####################

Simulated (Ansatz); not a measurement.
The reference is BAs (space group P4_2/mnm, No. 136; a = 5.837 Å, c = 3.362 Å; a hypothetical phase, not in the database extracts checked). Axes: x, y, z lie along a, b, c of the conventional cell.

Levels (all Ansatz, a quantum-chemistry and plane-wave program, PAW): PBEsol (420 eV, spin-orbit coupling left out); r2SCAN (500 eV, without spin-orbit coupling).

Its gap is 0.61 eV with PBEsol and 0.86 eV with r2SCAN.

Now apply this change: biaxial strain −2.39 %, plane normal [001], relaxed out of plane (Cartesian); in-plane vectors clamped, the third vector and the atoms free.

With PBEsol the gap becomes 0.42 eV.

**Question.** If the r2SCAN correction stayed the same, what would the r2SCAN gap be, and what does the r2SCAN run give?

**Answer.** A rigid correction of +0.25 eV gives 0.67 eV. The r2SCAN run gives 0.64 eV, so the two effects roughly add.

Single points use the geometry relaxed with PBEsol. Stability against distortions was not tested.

####################

Reproduce the entries exactly, starting at their first line and stopping after the line with "effects roughly add.".

Written answer:
Simulated (Ansatz); not a measurement.
The reference is BAs (space group P4_2/mnm, No. 136; a = 5.837 Å, c = 3.362 Å; a hypothetical phase, not in the database extracts checked). Axes: x, y, z lie along a, b, c of the conventional cell.

Levels (all Ansatz, a quantum-chemistry and plane-wave program, PAW): PBEsol (420 eV, spin-orbit coupling left out); r2SCAN (500 eV, without spin-orbit coupling).

Its gap is 0.61 eV with PBEsol and 0.86 eV with r2SCAN.

Now apply this change: biaxial strain −2.39 %, plane normal [001], relaxed out of plane (Cartesian); in-plane vectors clamped, the third vector and the atoms free.

With PBEsol the gap becomes 0.42 eV.

**Question.** If the r2SCAN correction stayed the same, what would the r2SCAN gap be, and what does the r2SCAN run give?

**Answer.** A rigid correction of +0.25 eV gives 0.67 eV. The r2SCAN run gives 0.64 eV, so the two effects roughly add.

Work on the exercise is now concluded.